● **Data section**:
•••

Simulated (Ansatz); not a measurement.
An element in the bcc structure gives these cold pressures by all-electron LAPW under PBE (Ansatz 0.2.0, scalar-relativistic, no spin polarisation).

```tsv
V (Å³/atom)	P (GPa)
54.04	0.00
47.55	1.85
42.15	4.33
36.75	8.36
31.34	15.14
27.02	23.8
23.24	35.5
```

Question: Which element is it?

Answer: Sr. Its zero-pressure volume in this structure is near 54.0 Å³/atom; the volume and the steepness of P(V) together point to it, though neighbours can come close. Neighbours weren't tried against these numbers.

•••

● **Brief**: Recopy the entries above in their entirety, exactly.

● **Exercise output**:
Simulated (Ansatz); not a measurement.
An element in the bcc structure gives these cold pressures by all-electron LAPW under PBE (Ansatz 0.2.0, scalar-relativistic, no spin polarisation).

```tsv
V (Å³/atom)	P (GPa)
54.04	0.00
47.55	1.85
42.15	4.33
36.75	8.36
31.34	15.14
27.02	23.8
23.24	35.5
```

Question: Which element is it?

Answer: Sr. Its zero-pressure volume in this structure is near 54.0 Å³/atom; the volume and the steepness of P(V) together point to it, though neighbours can come close. Neighbours weren't tried against these numbers.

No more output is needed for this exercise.